_REQUIREMENT_
Stop after the line containing "Caveat: spin-orbit coupling": print each line exactly from the first line of the listing up to that point.

========

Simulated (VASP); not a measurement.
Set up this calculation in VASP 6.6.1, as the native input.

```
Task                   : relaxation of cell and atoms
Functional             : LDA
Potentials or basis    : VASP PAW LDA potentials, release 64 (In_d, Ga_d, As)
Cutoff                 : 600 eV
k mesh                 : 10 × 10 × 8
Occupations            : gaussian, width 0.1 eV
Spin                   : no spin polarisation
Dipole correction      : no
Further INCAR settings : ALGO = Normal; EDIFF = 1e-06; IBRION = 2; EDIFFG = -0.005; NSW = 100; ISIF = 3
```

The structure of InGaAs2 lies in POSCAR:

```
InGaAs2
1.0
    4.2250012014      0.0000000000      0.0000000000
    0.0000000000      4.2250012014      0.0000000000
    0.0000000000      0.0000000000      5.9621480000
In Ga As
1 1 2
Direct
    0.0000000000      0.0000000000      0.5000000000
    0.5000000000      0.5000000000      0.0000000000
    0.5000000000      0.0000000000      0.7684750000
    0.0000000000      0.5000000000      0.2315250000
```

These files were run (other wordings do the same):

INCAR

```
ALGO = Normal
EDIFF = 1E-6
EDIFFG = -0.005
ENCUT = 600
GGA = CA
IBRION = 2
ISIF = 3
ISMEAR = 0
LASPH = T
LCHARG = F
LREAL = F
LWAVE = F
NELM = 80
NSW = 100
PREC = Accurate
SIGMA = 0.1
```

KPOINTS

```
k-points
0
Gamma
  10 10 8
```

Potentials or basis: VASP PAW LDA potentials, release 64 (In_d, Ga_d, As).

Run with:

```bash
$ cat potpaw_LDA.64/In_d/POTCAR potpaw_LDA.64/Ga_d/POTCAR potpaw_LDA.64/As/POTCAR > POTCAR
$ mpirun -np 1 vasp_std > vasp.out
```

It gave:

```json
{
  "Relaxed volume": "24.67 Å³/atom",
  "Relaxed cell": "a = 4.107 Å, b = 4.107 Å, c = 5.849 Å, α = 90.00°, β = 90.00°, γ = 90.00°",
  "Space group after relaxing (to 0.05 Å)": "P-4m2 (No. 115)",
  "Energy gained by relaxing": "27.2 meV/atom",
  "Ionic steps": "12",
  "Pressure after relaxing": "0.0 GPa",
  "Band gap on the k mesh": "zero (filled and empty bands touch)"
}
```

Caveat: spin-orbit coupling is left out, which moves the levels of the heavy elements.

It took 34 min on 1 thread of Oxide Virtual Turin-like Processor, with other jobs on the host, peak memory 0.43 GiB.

========

_ANSWER BOX_
Simulated (VASP); not a measurement.
Set up this calculation in VASP 6.6.1, as the native input.

```
Task                   : relaxation of cell and atoms
Functional             : LDA
Potentials or basis    : VASP PAW LDA potentials, release 64 (In_d, Ga_d, As)
Cutoff                 : 600 eV
k mesh                 : 10 × 10 × 8
Occupations            : gaussian, width 0.1 eV
Spin                   : no spin polarisation
Dipole correction      : no
Further INCAR settings : ALGO = Normal; EDIFF = 1e-06; IBRION = 2; EDIFFG = -0.005; NSW = 100; ISIF = 3
```

The structure of InGaAs2 lies in POSCAR:

```
InGaAs2
1.0
    4.2250012014      0.0000000000      0.0000000000
    0.0000000000      4.2250012014      0.0000000000
    0.0000000000      0.0000000000      5.9621480000
In Ga As
1 1 2
Direct
    0.0000000000      0.0000000000      0.5000000000
    0.5000000000      0.5000000000      0.0000000000
    0.5000000000      0.0000000000      0.7684750000
    0.0000000000      0.5000000000      0.2315250000
```

These files were run (other wordings do the same):

INCAR

```
ALGO = Normal
EDIFF = 1E-6
EDIFFG = -0.005
ENCUT = 600
GGA = CA
IBRION = 2
ISIF = 3
ISMEAR = 0
LASPH = T
LCHARG = F
LREAL = F
LWAVE = F
NELM = 80
NSW = 100
PREC = Accurate
SIGMA = 0.1
```

KPOINTS

```
k-points
0
Gamma
  10 10 8
```

Potentials or basis: VASP PAW LDA potentials, release 64 (In_d, Ga_d, As).

Run with:

```bash
$ cat potpaw_LDA.64/In_d/POTCAR potpaw_LDA.64/Ga_d/POTCAR potpaw_LDA.64/As/POTCAR > POTCAR
$ mpirun -np 1 vasp_std > vasp.out
```

It gave:

```json
{
  "Relaxed volume": "24.67 Å³/atom",
  "Relaxed cell": "a = 4.107 Å, b = 4.107 Å, c = 5.849 Å, α = 90.00°, β = 90.00°, γ = 90.00°",
  "Space group after relaxing (to 0.05 Å)": "P-4m2 (No. 115)",
  "Energy gained by relaxing": "27.2 meV/atom",
  "Ionic steps": "12",
  "Pressure after relaxing": "0.0 GPa",
  "Band gap on the k mesh": "zero (filled and empty bands touch)"
}
```

Caveat: spin-orbit coupling is left out, which moves the levels of the heavy elements.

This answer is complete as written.